*REQUIREMENT*
Without changing a single character, copy every record below.

*DATASET EXTRACT*
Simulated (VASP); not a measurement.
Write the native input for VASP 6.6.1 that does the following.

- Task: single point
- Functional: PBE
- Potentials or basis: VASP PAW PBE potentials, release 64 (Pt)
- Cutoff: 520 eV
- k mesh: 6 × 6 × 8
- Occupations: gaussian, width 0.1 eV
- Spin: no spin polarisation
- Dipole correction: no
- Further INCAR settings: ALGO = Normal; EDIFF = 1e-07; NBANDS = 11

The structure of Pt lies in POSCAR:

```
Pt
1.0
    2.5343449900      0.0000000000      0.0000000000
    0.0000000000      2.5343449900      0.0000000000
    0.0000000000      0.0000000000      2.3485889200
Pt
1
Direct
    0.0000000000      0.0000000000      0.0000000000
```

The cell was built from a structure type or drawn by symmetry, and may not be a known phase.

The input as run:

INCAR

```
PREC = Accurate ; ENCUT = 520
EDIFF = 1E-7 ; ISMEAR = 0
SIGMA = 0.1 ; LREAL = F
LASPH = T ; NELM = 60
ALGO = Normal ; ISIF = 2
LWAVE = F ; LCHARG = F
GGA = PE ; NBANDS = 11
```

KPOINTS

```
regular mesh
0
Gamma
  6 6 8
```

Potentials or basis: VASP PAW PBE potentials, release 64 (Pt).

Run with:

*WRITTEN SOLUTION*
Simulated (VASP); not a measurement.
Write the native input for VASP 6.6.1 that does the following.

- Task: single point
- Functional: PBE
- Potentials or basis: VASP PAW PBE potentials, release 64 (Pt)
- Cutoff: 520 eV
- k mesh: 6 × 6 × 8
- Occupations: gaussian, width 0.1 eV
- Spin: no spin polarisation
- Dipole correction: no
- Further INCAR settings: ALGO = Normal; EDIFF = 1e-07; NBANDS = 11

The structure of Pt lies in POSCAR:

```
Pt
1.0
    2.5343449900      0.0000000000      0.0000000000
    0.0000000000      2.5343449900      0.0000000000
    0.0000000000      0.0000000000      2.3485889200
Pt
1
Direct
    0.0000000000      0.0000000000      0.0000000000
```

The cell was built from a structure type or drawn by symmetry, and may not be a known phase.

The input as run:

INCAR

```
PREC = Accurate ; ENCUT = 520
EDIFF = 1E-7 ; ISMEAR = 0
SIGMA = 0.1 ; LREAL = F
LASPH = T ; NELM = 60
ALGO = Normal ; ISIF = 2
LWAVE = F ; LCHARG = F
GGA = PE ; NBANDS = 11
```

KPOINTS

```
regular mesh
0
Gamma
  6 6 8
```

Potentials or basis: VASP PAW PBE potentials, release 64 (Pt).

Run with:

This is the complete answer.